══ DATA UNDER STUDY
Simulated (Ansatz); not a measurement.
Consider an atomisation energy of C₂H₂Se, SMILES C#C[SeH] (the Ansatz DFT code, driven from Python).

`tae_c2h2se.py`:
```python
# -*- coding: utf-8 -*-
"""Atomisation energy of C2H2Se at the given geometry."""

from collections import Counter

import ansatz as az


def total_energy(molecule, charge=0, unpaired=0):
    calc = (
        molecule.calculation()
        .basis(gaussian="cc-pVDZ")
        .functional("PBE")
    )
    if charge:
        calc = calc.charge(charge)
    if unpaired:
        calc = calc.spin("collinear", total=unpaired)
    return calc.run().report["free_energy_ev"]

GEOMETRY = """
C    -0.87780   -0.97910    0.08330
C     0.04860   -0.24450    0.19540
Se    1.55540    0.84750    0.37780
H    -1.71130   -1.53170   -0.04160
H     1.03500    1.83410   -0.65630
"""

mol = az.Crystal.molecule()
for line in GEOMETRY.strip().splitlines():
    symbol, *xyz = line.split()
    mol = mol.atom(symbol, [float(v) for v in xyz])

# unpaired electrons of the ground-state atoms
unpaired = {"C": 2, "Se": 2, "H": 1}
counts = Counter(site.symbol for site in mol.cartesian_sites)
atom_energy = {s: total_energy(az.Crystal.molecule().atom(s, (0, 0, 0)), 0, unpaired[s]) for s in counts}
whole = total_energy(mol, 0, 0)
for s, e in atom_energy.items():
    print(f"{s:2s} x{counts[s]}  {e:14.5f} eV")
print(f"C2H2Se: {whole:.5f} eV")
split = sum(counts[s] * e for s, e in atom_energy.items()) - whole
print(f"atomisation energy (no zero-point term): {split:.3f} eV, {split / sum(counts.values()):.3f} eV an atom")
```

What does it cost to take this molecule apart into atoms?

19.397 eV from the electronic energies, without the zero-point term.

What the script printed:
════

REQUIRED ACTION | Return nothing but the lines from the top of the records above through the line that has "19.397 eV from". Keep each one exact.

SOLUTION |
Simulated (Ansatz); not a measurement.
Consider an atomisation energy of C₂H₂Se, SMILES C#C[SeH] (the Ansatz DFT code, driven from Python).

`tae_c2h2se.py`:
```python
# -*- coding: utf-8 -*-
"""Atomisation energy of C2H2Se at the given geometry."""

from collections import Counter

import ansatz as az


def total_energy(molecule, charge=0, unpaired=0):
    calc = (
        molecule.calculation()
        .basis(gaussian="cc-pVDZ")
        .functional("PBE")
    )
    if charge:
        calc = calc.charge(charge)
    if unpaired:
        calc = calc.spin("collinear", total=unpaired)
    return calc.run().report["free_energy_ev"]

GEOMETRY = """
C    -0.87780   -0.97910    0.08330
C     0.04860   -0.24450    0.19540
Se    1.55540    0.84750    0.37780
H    -1.71130   -1.53170   -0.04160
H     1.03500    1.83410   -0.65630
"""

mol = az.Crystal.molecule()
for line in GEOMETRY.strip().splitlines():
    symbol, *xyz = line.split()
    mol = mol.atom(symbol, [float(v) for v in xyz])

# unpaired electrons of the ground-state atoms
unpaired = {"C": 2, "Se": 2, "H": 1}
counts = Counter(site.symbol for site in mol.cartesian_sites)
atom_energy = {s: total_energy(az.Crystal.molecule().atom(s, (0, 0, 0)), 0, unpaired[s]) for s in counts}
whole = total_energy(mol, 0, 0)
for s, e in atom_energy.items():
    print(f"{s:2s} x{counts[s]}  {e:14.5f} eV")
print(f"C2H2Se: {whole:.5f} eV")
split = sum(counts[s] * e for s, e in atom_energy.items()) - whole
print(f"atomisation energy (no zero-point term): {split:.3f} eV, {split / sum(counts.values()):.3f} eV an atom")
```

What does it cost to take this molecule apart into atoms?

19.397 eV from the electronic energies, without the zero-point term.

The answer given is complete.